## Data for review
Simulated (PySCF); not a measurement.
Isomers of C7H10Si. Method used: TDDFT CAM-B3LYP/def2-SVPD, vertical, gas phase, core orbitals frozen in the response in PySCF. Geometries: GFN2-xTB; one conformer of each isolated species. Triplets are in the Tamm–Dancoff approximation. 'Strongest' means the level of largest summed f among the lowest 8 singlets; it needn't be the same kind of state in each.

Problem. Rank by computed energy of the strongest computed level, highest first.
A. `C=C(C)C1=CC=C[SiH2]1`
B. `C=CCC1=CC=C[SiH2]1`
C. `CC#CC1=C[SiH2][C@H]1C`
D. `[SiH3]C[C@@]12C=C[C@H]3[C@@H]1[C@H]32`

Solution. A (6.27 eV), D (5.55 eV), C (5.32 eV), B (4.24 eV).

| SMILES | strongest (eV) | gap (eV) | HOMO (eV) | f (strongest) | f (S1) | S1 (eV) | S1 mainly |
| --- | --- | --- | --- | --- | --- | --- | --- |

## Assignment
For the material above, reproduce exactly the lines from the line with "Solution. A (6.27" to the line with "S1 mainly |", inclusive, and exclude all others.

## Written answer
Solution. A (6.27 eV), D (5.55 eV), C (5.32 eV), B (4.24 eV).

| SMILES | strongest (eV) | gap (eV) | HOMO (eV) | f (strongest) | f (S1) | S1 (eV) | S1 mainly |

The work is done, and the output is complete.